WORK TASK: Would you reproduce every line of the material exactly?

[[ GIVEN RECORDS, beginning ]]

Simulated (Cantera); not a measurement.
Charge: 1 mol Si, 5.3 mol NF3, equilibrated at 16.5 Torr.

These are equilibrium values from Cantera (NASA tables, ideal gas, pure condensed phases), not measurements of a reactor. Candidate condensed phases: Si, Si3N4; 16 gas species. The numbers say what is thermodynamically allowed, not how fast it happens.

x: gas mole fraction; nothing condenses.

[[ GIVEN RECORDS, end ]]

EXERCISE RESPONSE:
Simulated (Cantera); not a measurement.
Charge: 1 mol Si, 5.3 mol NF3, equilibrated at 16.5 Torr.

These are equilibrium values from Cantera (NASA tables, ideal gas, pure condensed phases), not measurements of a reactor. Candidate condensed phases: Si, Si3N4; 16 gas species. The numbers say what is thermodynamically allowed, not how fast it happens.

x: gas mole fraction; nothing condenses.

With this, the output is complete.